• **REQUIRED ACTION**:
Starting at the first line and ending at the last, repeat the material word for word.

Segment Start: RAW DATA

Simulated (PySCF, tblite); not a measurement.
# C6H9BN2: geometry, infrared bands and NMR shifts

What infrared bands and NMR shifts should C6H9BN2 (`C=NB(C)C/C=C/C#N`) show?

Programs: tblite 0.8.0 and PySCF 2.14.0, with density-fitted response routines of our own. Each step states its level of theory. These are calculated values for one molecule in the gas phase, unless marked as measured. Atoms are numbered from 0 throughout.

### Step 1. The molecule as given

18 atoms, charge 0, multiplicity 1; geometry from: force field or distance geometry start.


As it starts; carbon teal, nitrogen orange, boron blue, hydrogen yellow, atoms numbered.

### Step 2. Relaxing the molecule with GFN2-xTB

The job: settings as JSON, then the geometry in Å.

Segment End: RAW DATA

• **EXERCISE SOLUTION**:
Simulated (PySCF, tblite); not a measurement.
# C6H9BN2: geometry, infrared bands and NMR shifts

What infrared bands and NMR shifts should C6H9BN2 (`C=NB(C)C/C=C/C#N`) show?

Programs: tblite 0.8.0 and PySCF 2.14.0, with density-fitted response routines of our own. Each step states its level of theory. These are calculated values for one molecule in the gas phase, unless marked as measured. Atoms are numbered from 0 throughout.

### Step 1. The molecule as given

18 atoms, charge 0, multiplicity 1; geometry from: force field or distance geometry start.


As it starts; carbon teal, nitrogen orange, boron blue, hydrogen yellow, atoms numbered.

### Step 2. Relaxing the molecule with GFN2-xTB

The job: settings as JSON, then the geometry in Å.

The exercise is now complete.